**EXCERPTED RECORDS:**
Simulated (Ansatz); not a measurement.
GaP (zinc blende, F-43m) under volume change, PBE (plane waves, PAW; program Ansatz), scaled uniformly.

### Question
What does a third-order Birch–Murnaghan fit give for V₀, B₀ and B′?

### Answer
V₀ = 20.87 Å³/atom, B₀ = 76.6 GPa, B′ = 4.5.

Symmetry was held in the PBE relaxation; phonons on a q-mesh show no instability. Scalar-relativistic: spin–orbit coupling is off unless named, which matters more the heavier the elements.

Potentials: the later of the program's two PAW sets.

**TASK ITEM:** What you give back must match the records word for word.

**EXPECTED ANSWER:**
Simulated (Ansatz); not a measurement.
GaP (zinc blende, F-43m) under volume change, PBE (plane waves, PAW; program Ansatz), scaled uniformly.

### Question
What does a third-order Birch–Murnaghan fit give for V₀, B₀ and B′?

### Answer
V₀ = 20.87 Å³/atom, B₀ = 76.6 GPa, B′ = 4.5.

Symmetry was held in the PBE relaxation; phonons on a q-mesh show no instability. Scalar-relativistic: spin–orbit coupling is off unless named, which matters more the heavier the elements.

Potentials: the later of the program's two PAW sets.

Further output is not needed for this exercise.